REQUIRED ACTION: Please return, with no alterations, the lines below from the very first through the one that contains "Conventional cell: a".

GIVEN INFORMATION:
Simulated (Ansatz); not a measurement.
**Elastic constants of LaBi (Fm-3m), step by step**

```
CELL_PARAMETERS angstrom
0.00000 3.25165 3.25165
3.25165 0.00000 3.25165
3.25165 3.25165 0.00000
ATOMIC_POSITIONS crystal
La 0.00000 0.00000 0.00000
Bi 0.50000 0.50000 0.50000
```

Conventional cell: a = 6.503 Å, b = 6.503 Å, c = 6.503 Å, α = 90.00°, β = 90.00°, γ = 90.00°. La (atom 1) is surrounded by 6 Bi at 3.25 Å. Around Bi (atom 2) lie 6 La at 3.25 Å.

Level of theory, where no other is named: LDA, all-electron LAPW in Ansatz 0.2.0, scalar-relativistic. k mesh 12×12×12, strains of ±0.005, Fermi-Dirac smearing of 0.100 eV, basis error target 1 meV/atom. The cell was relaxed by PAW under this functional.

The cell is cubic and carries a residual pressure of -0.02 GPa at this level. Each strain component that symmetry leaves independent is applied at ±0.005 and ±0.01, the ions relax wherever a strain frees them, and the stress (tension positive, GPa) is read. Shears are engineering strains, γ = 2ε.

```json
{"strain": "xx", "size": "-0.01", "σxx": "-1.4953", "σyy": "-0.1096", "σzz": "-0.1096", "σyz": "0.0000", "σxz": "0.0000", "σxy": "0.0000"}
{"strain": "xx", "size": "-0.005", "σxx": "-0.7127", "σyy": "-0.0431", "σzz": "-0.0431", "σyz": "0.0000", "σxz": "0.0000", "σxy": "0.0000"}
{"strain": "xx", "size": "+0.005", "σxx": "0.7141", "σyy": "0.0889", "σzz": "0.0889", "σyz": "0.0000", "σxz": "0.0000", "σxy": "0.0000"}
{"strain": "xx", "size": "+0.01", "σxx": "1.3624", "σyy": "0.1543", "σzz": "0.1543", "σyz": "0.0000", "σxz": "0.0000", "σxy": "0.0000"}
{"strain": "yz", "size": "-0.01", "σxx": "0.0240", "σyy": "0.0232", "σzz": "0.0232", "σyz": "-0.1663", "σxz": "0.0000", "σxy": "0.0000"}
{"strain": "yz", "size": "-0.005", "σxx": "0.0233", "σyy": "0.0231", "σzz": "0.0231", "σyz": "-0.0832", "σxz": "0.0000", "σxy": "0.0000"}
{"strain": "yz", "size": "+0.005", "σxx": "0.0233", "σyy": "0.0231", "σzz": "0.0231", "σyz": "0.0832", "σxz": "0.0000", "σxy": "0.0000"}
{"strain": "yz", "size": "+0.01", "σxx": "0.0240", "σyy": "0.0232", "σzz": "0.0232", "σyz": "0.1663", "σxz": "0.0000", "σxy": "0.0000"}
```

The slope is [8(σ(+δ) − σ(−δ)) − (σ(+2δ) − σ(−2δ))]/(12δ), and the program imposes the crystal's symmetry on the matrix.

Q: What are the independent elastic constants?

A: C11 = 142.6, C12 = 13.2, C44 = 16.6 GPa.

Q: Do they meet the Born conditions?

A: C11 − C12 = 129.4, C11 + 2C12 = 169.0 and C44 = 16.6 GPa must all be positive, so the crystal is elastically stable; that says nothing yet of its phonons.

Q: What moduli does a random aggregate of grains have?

TASK RESULT:
Simulated (Ansatz); not a measurement.
**Elastic constants of LaBi (Fm-3m), step by step**

```
CELL_PARAMETERS angstrom
0.00000 3.25165 3.25165
3.25165 0.00000 3.25165
3.25165 3.25165 0.00000
ATOMIC_POSITIONS crystal
La 0.00000 0.00000 0.00000
Bi 0.50000 0.50000 0.50000
```

Conventional cell: a = 6.503 Å, b = 6.503 Å, c = 6.503 Å, α = 90.00°, β = 90.00°, γ = 90.00°. La (atom 1) is surrounded by 6 Bi at 3.25 Å. Around Bi (atom 2) lie 6 La at 3.25 Å.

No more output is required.